+++ Extracted material

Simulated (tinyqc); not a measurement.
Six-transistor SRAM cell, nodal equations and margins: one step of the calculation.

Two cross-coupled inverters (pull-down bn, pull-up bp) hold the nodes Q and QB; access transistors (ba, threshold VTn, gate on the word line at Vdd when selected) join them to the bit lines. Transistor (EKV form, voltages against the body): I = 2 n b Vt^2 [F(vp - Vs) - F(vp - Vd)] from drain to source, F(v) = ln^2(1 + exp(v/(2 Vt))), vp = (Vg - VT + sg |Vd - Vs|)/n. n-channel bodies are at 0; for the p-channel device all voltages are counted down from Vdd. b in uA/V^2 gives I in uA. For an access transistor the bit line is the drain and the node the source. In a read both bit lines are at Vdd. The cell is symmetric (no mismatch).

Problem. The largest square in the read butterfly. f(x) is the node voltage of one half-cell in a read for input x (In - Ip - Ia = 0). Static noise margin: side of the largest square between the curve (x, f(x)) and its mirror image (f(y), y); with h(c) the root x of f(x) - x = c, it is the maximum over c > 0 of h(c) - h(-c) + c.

++++++

Retype every line above with nothing changed.

**Response area:**
Simulated (tinyqc); not a measurement.
Six-transistor SRAM cell, nodal equations and margins: one step of the calculation.

Two cross-coupled inverters (pull-down bn, pull-up bp) hold the nodes Q and QB; access transistors (ba, threshold VTn, gate on the word line at Vdd when selected) join them to the bit lines. Transistor (EKV form, voltages against the body): I = 2 n b Vt^2 [F(vp - Vs) - F(vp - Vd)] from drain to source, F(v) = ln^2(1 + exp(v/(2 Vt))), vp = (Vg - VT + sg |Vd - Vs|)/n. n-channel bodies are at 0; for the p-channel device all voltages are counted down from Vdd. b in uA/V^2 gives I in uA. For an access transistor the bit line is the drain and the node the source. In a read both bit lines are at Vdd. The cell is symmetric (no mismatch).

Problem. The largest square in the read butterfly. f(x) is the node voltage of one half-cell in a read for input x (In - Ip - Ia = 0). Static noise margin: side of the largest square between the curve (x, f(x)) and its mirror image (f(y), y); with h(c) the root x of f(x) - x = c, it is the maximum over c > 0 of h(c) - h(-c) + c.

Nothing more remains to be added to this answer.